**Action item**
Output, without any change, the listing below from its opening line up to and including the line with "Figure. Equilibrium gas".

**Material shown**
******************************

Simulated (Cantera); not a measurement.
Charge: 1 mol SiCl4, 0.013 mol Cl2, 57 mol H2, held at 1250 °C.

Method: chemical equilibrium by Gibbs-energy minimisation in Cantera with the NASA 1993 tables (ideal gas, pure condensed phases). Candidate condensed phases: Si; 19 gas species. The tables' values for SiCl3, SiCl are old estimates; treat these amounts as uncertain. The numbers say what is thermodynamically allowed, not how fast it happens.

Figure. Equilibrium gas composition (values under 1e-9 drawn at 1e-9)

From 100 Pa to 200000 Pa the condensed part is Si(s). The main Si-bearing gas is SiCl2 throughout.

******************************

**Reply**
Simulated (Cantera); not a measurement.
Charge: 1 mol SiCl4, 0.013 mol Cl2, 57 mol H2, held at 1250 °C.

Method: chemical equilibrium by Gibbs-energy minimisation in Cantera with the NASA 1993 tables (ideal gas, pure condensed phases). Candidate condensed phases: Si; 19 gas species. The tables' values for SiCl3, SiCl are old estimates; treat these amounts as uncertain. The numbers say what is thermodynamically allowed, not how fast it happens.

Figure. Equilibrium gas composition (values under 1e-9 drawn at 1e-9)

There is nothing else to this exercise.